Assignment
Send back all of the records, each one exactly as written.

★ ★ ★ ★

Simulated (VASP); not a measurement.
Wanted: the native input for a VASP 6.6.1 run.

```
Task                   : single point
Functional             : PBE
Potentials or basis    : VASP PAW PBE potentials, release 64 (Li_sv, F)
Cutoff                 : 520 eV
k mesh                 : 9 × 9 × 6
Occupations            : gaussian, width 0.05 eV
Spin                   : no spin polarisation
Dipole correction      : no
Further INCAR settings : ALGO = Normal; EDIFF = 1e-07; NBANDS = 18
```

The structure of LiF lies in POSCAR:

★ ★ ★ ★

Answer space
Simulated (VASP); not a measurement.
Wanted: the native input for a VASP 6.6.1 run.

```
Task                   : single point
Functional             : PBE
Potentials or basis    : VASP PAW PBE potentials, release 64 (Li_sv, F)
Cutoff                 : 520 eV
k mesh                 : 9 × 9 × 6
Occupations            : gaussian, width 0.05 eV
Spin                   : no spin polarisation
Dipole correction      : no
Further INCAR settings : ALGO = Normal; EDIFF = 1e-07; NBANDS = 18
```

The structure of LiF lies in POSCAR:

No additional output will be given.